<<<<

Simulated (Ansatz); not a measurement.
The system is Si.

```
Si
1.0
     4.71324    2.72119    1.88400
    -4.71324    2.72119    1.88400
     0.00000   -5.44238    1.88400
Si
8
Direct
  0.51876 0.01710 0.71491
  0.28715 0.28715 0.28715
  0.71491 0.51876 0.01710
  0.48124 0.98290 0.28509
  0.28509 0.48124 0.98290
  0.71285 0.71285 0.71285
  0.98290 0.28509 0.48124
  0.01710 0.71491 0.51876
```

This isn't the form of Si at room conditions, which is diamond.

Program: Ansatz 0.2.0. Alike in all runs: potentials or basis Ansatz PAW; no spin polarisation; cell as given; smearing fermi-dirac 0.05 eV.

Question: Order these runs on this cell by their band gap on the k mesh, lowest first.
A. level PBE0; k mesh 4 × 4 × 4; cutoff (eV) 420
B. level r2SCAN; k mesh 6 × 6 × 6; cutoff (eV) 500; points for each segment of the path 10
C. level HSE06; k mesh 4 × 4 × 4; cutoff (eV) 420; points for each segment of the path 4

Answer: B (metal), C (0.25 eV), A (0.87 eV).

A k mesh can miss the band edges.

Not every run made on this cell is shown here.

>>>>

**Task item:**
Copy out the data above word for word, starting at its first line and ending with the line that contains "A k mesh can miss the band edges.".

**Response box:**
Simulated (Ansatz); not a measurement.
The system is Si.

```
Si
1.0
     4.71324    2.72119    1.88400
    -4.71324    2.72119    1.88400
     0.00000   -5.44238    1.88400
Si
8
Direct
  0.51876 0.01710 0.71491
  0.28715 0.28715 0.28715
  0.71491 0.51876 0.01710
  0.48124 0.98290 0.28509
  0.28509 0.48124 0.98290
  0.71285 0.71285 0.71285
  0.98290 0.28509 0.48124
  0.01710 0.71491 0.51876
```

This isn't the form of Si at room conditions, which is diamond.

Program: Ansatz 0.2.0. Alike in all runs: potentials or basis Ansatz PAW; no spin polarisation; cell as given; smearing fermi-dirac 0.05 eV.

Question: Order these runs on this cell by their band gap on the k mesh, lowest first.
A. level PBE0; k mesh 4 × 4 × 4; cutoff (eV) 420
B. level r2SCAN; k mesh 6 × 6 × 6; cutoff (eV) 500; points for each segment of the path 10
C. level HSE06; k mesh 4 × 4 × 4; cutoff (eV) 420; points for each segment of the path 4

Answer: B (metal), C (0.25 eV), A (0.87 eV).

A k mesh can miss the band edges.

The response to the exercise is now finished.